> **Work request**
Beneath this line is the data. Output exactly the lines from the line with "Process, species as" to the line with "Fig. 1. Deviation", both ends included, and nothing more.

++++++++

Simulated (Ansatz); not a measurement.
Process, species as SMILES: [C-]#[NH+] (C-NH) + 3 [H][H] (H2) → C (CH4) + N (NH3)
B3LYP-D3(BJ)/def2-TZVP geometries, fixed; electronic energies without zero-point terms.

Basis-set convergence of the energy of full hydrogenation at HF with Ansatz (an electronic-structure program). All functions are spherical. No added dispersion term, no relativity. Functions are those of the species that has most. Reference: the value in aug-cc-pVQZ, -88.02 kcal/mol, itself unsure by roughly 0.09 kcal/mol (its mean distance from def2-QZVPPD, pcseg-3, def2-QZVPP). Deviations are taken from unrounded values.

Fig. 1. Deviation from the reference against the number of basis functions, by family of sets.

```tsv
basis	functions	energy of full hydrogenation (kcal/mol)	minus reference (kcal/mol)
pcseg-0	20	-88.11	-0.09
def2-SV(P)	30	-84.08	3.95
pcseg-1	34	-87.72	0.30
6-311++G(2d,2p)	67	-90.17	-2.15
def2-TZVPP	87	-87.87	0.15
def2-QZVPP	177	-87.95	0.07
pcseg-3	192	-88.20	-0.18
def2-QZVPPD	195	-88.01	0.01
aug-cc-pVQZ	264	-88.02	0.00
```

++++++++

> **Response**
Process, species as SMILES: [C-]#[NH+] (C-NH) + 3 [H][H] (H2) → C (CH4) + N (NH3)
B3LYP-D3(BJ)/def2-TZVP geometries, fixed; electronic energies without zero-point terms.

Basis-set convergence of the energy of full hydrogenation at HF with Ansatz (an electronic-structure program). All functions are spherical. No added dispersion term, no relativity. Functions are those of the species that has most. Reference: the value in aug-cc-pVQZ, -88.02 kcal/mol, itself unsure by roughly 0.09 kcal/mol (its mean distance from def2-QZVPPD, pcseg-3, def2-QZVPP). Deviations are taken from unrounded values.

Fig. 1. Deviation from the reference against the number of basis functions, by family of sets.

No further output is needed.